INFORMATION GIVEN |
*** Block opens ***
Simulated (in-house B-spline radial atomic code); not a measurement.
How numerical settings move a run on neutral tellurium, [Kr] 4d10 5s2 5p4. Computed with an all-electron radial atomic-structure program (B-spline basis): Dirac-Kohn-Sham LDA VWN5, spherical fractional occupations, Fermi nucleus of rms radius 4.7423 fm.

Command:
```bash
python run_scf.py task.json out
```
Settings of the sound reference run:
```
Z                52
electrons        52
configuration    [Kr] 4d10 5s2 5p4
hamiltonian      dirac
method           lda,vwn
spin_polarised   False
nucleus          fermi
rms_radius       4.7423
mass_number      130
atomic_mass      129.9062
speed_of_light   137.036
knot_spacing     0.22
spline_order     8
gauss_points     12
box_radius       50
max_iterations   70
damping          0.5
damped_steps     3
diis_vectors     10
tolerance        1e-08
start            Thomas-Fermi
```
*** Block closes ***

REQUIREMENT | In full and without alteration, transcribe the listing above.

TASK RESULT |
Simulated (in-house B-spline radial atomic code); not a measurement.
How numerical settings move a run on neutral tellurium, [Kr] 4d10 5s2 5p4. Computed with an all-electron radial atomic-structure program (B-spline basis): Dirac-Kohn-Sham LDA VWN5, spherical fractional occupations, Fermi nucleus of rms radius 4.7423 fm.

Command:
```bash
python run_scf.py task.json out
```
Settings of the sound reference run:
```
Z                52
electrons        52
configuration    [Kr] 4d10 5s2 5p4
hamiltonian      dirac
method           lda,vwn
spin_polarised   False
nucleus          fermi
rms_radius       4.7423
mass_number      130
atomic_mass      129.9062
speed_of_light   137.036
knot_spacing     0.22
spline_order     8
gauss_points     12
box_radius       50
max_iterations   70
damping          0.5
damped_steps     3
diis_vectors     10
tolerance        1e-08
start            Thomas-Fermi
```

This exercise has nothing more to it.